**Assignment**. Set down, please, exactly the lines below that run from the line with "# SiSn5: the cost of one run" to the line with "The starting structure**", both lines included.

**Provided records**.
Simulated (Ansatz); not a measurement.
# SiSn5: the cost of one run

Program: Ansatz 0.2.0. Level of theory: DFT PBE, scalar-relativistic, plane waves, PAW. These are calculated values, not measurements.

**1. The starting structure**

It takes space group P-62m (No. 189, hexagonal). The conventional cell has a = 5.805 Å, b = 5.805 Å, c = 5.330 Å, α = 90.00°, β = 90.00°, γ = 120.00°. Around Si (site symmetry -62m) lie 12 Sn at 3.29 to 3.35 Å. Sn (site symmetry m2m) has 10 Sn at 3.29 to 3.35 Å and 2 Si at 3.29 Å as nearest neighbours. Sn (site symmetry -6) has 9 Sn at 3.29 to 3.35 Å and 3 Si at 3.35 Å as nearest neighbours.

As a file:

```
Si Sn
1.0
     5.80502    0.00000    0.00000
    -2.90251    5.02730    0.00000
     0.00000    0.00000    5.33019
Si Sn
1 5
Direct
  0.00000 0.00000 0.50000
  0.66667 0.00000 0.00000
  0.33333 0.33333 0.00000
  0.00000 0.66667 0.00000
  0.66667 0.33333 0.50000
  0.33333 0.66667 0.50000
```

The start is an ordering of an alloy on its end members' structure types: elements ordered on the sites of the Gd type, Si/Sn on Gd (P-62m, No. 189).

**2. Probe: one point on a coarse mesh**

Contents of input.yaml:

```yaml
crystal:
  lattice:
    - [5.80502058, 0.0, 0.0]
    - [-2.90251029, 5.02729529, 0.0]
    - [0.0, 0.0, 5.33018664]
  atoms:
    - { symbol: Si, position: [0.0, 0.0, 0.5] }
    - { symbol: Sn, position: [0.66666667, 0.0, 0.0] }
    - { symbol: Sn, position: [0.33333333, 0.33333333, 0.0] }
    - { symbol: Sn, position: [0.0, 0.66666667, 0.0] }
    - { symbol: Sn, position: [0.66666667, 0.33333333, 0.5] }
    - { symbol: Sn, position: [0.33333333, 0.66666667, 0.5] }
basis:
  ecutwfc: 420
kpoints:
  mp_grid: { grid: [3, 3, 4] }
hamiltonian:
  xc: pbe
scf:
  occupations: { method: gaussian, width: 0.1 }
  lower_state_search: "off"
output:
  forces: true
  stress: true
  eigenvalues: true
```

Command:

**Exercise result**.
# SiSn5: the cost of one run

Program: Ansatz 0.2.0. Level of theory: DFT PBE, scalar-relativistic, plane waves, PAW. These are calculated values, not measurements.

**1. The starting structure**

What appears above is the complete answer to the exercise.